[Opening Extracted information section]
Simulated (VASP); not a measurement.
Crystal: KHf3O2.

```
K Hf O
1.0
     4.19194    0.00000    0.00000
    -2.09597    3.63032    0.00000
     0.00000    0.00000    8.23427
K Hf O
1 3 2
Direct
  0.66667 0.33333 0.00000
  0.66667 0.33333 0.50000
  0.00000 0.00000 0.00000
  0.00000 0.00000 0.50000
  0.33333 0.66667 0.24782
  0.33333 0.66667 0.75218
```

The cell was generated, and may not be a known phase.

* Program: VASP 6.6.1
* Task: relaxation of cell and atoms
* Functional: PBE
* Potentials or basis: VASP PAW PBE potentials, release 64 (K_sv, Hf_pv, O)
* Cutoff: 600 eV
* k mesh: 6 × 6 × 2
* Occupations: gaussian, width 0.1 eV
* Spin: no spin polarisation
[Closing Extracted information section]

## Exercise
Output all of the records above exactly as they appear.

## Expected answer
Simulated (VASP); not a measurement.
Crystal: KHf3O2.

```
K Hf O
1.0
     4.19194    0.00000    0.00000
    -2.09597    3.63032    0.00000
     0.00000    0.00000    8.23427
K Hf O
1 3 2
Direct
  0.66667 0.33333 0.00000
  0.66667 0.33333 0.50000
  0.00000 0.00000 0.00000
  0.00000 0.00000 0.50000
  0.33333 0.66667 0.24782
  0.33333 0.66667 0.75218
```

The cell was generated, and may not be a known phase.

* Program: VASP 6.6.1
* Task: relaxation of cell and atoms
* Functional: PBE
* Potentials or basis: VASP PAW PBE potentials, release 64 (K_sv, Hf_pv, O)
* Cutoff: 600 eV
* k mesh: 6 × 6 × 2
* Occupations: gaussian, width 0.1 eV
* Spin: no spin polarisation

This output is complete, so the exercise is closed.